# Assignment
Everything from the first line of the entries through the line containing "of this run." is to be retyped exactly, and nothing beyond it.

# Record set
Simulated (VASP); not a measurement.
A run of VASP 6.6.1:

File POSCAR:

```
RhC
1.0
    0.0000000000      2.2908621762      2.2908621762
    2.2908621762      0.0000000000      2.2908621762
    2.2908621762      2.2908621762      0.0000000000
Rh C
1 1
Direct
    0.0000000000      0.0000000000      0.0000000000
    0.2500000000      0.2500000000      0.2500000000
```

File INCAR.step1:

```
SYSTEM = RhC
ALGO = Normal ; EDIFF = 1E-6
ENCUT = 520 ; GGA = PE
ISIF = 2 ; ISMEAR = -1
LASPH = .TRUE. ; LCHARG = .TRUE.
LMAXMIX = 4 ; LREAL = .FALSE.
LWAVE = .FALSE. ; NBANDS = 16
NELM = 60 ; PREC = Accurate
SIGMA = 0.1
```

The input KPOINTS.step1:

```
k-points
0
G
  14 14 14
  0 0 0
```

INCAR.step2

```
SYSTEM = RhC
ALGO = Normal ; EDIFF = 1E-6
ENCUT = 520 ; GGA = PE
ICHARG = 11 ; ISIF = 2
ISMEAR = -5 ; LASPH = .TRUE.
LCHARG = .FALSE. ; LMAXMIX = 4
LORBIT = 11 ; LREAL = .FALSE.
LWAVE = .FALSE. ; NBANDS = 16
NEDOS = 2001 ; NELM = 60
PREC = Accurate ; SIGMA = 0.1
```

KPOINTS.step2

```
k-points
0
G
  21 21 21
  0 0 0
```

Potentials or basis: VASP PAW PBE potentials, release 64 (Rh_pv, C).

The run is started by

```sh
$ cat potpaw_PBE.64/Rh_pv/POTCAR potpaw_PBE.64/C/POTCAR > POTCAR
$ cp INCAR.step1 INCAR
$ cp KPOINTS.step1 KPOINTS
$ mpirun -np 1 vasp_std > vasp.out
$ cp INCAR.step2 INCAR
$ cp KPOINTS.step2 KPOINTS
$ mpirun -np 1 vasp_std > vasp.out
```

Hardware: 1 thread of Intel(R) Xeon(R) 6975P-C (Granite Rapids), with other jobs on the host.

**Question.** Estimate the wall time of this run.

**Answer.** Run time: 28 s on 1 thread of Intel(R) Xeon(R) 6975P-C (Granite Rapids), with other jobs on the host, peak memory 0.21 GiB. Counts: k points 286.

# Exercise output
Simulated (VASP); not a measurement.
A run of VASP 6.6.1:

File POSCAR:

```
RhC
1.0
    0.0000000000      2.2908621762      2.2908621762
    2.2908621762      0.0000000000      2.2908621762
    2.2908621762      2.2908621762      0.0000000000
Rh C
1 1
Direct
    0.0000000000      0.0000000000      0.0000000000
    0.2500000000      0.2500000000      0.2500000000
```

File INCAR.step1:

```
SYSTEM = RhC
ALGO = Normal ; EDIFF = 1E-6
ENCUT = 520 ; GGA = PE
ISIF = 2 ; ISMEAR = -1
LASPH = .TRUE. ; LCHARG = .TRUE.
LMAXMIX = 4 ; LREAL = .FALSE.
LWAVE = .FALSE. ; NBANDS = 16
NELM = 60 ; PREC = Accurate
SIGMA = 0.1
```

The input KPOINTS.step1:

```
k-points
0
G
  14 14 14
  0 0 0
```

INCAR.step2

```
SYSTEM = RhC
ALGO = Normal ; EDIFF = 1E-6
ENCUT = 520 ; GGA = PE
ICHARG = 11 ; ISIF = 2
ISMEAR = -5 ; LASPH = .TRUE.
LCHARG = .FALSE. ; LMAXMIX = 4
LORBIT = 11 ; LREAL = .FALSE.
LWAVE = .FALSE. ; NBANDS = 16
NEDOS = 2001 ; NELM = 60
PREC = Accurate ; SIGMA = 0.1
```

KPOINTS.step2

```
k-points
0
G
  21 21 21
  0 0 0
```

Potentials or basis: VASP PAW PBE potentials, release 64 (Rh_pv, C).

The run is started by

```sh
$ cat potpaw_PBE.64/Rh_pv/POTCAR potpaw_PBE.64/C/POTCAR > POTCAR
$ cp INCAR.step1 INCAR
$ cp KPOINTS.step1 KPOINTS
$ mpirun -np 1 vasp_std > vasp.out
$ cp INCAR.step2 INCAR
$ cp KPOINTS.step2 KPOINTS
$ mpirun -np 1 vasp_std > vasp.out
```

Hardware: 1 thread of Intel(R) Xeon(R) 6975P-C (Granite Rapids), with other jobs on the host.

**Question.** Estimate the wall time of this run.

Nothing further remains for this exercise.